WORK ORDER
In the data that follows, find the line with "on the functional?"; transcribe it, every later line up to the one with "carries the spread.", and that line as well, exactly and with no others.

━━━ RECORD EXCERPTS ━━━

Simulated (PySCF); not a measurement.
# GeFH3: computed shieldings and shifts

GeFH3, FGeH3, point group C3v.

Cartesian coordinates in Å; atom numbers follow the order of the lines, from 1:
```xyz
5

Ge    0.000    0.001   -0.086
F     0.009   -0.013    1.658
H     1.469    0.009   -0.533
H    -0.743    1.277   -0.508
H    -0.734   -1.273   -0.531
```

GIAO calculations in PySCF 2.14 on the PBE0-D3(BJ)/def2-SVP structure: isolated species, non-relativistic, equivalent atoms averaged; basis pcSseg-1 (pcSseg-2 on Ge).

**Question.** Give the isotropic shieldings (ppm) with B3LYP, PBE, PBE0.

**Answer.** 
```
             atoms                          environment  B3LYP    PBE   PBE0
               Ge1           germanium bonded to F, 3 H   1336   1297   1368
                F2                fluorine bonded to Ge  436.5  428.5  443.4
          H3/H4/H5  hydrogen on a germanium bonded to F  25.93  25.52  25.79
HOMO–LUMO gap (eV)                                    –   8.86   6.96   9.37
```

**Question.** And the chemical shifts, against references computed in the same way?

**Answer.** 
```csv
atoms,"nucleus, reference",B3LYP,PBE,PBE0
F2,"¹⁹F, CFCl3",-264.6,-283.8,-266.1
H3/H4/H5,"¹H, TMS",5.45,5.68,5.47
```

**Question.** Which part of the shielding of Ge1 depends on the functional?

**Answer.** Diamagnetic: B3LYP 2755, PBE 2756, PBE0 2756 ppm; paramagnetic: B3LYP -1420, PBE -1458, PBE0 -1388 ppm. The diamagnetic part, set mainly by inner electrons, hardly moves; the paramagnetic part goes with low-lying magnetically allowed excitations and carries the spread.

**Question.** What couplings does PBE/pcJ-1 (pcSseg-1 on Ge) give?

━━━

PROBLEM SOLUTION
**Question.** Which part of the shielding of Ge1 depends on the functional?

**Answer.** Diamagnetic: B3LYP 2755, PBE 2756, PBE0 2756 ppm; paramagnetic: B3LYP -1420, PBE -1458, PBE0 -1388 ppm. The diamagnetic part, set mainly by inner electrons, hardly moves; the paramagnetic part goes with low-lying magnetically allowed excitations and carries the spread.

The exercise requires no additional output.